### Assignment
All of the records should be given again exactly as they appear.

··· Extracted information
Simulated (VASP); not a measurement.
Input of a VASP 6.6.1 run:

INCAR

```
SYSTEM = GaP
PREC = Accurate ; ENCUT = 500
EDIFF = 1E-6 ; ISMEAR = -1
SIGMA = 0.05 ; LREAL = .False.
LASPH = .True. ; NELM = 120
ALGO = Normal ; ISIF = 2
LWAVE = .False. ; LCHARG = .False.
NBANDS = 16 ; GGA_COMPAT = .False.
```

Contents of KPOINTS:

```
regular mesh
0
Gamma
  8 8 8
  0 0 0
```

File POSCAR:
······

### Task answer
Simulated (VASP); not a measurement.
Input of a VASP 6.6.1 run:

INCAR

```
SYSTEM = GaP
PREC = Accurate ; ENCUT = 500
EDIFF = 1E-6 ; ISMEAR = -1
SIGMA = 0.05 ; LREAL = .False.
LASPH = .True. ; NELM = 120
ALGO = Normal ; ISIF = 2
LWAVE = .False. ; LCHARG = .False.
NBANDS = 16 ; GGA_COMPAT = .False.
```

Contents of KPOINTS:

```
regular mesh
0
Gamma
  8 8 8
  0 0 0
```

File POSCAR:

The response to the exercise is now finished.